# # #

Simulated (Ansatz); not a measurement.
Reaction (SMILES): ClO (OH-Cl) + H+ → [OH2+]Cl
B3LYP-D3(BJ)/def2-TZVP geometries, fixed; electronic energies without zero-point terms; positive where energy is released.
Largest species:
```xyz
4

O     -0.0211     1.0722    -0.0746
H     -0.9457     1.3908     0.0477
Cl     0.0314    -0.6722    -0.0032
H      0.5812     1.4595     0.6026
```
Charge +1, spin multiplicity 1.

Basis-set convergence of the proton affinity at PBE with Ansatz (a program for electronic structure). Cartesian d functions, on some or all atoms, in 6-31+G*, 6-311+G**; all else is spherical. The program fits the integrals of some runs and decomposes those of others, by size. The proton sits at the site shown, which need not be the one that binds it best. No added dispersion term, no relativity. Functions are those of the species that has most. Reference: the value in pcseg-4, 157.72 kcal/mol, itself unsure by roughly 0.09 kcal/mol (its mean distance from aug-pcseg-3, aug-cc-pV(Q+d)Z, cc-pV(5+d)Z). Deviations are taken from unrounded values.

# # #

Repeat exactly the lines from the first line of the records above through the line containing "Charge +1, spin multiplicity 1.", both included, and nothing else.

Simulated (Ansatz); not a measurement.
Reaction (SMILES): ClO (OH-Cl) + H+ → [OH2+]Cl
B3LYP-D3(BJ)/def2-TZVP geometries, fixed; electronic energies without zero-point terms; positive where energy is released.
Largest species:
```xyz
4

O     -0.0211     1.0722    -0.0746
H     -0.9457     1.3908     0.0477
Cl     0.0314    -0.6722    -0.0032
H      0.5812     1.4595     0.6026
```
Charge +1, spin multiplicity 1.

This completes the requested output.